(Exercise data)
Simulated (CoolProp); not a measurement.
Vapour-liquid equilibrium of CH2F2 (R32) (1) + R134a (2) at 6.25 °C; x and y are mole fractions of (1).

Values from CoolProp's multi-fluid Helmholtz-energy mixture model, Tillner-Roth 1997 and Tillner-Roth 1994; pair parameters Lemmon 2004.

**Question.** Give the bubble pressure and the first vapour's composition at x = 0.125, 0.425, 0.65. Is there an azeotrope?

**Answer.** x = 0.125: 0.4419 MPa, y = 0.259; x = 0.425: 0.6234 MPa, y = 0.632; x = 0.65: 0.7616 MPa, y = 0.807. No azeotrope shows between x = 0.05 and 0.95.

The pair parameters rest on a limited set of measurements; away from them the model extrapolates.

(Work item) All lines above from the one holding "Vapour-liquid equilibrium of" to the one holding "Values from CoolProp's", inclusive, are to be copied exactly; no other line is wanted.

(Exercise result)
Vapour-liquid equilibrium of CH2F2 (R32) (1) + R134a (2) at 6.25 °C; x and y are mole fractions of (1).

Values from CoolProp's multi-fluid Helmholtz-energy mixture model, Tillner-Roth 1997 and Tillner-Roth 1994; pair parameters Lemmon 2004.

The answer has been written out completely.